Work order: Could you return the whole listing, character for character?

[Dataset entries]
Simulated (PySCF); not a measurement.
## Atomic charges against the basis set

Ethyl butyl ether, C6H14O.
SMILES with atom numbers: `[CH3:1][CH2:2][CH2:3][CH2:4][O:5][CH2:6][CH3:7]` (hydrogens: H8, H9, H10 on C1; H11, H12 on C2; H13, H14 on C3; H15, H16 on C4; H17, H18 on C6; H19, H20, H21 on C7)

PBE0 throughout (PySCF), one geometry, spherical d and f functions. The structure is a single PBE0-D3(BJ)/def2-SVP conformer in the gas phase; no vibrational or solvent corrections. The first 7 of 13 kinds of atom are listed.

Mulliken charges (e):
[/Dataset entries]

Answer section:
Simulated (PySCF); not a measurement.
## Atomic charges against the basis set

Ethyl butyl ether, C6H14O.
SMILES with atom numbers: `[CH3:1][CH2:2][CH2:3][CH2:4][O:5][CH2:6][CH3:7]` (hydrogens: H8, H9, H10 on C1; H11, H12 on C2; H13, H14 on C3; H15, H16 on C4; H17, H18 on C6; H19, H20, H21 on C7)

PBE0 throughout (PySCF), one geometry, spherical d and f functions. The structure is a single PBE0-D3(BJ)/def2-SVP conformer in the gas phase; no vibrational or solvent corrections. The first 7 of 13 kinds of atom are listed.

Mulliken charges (e):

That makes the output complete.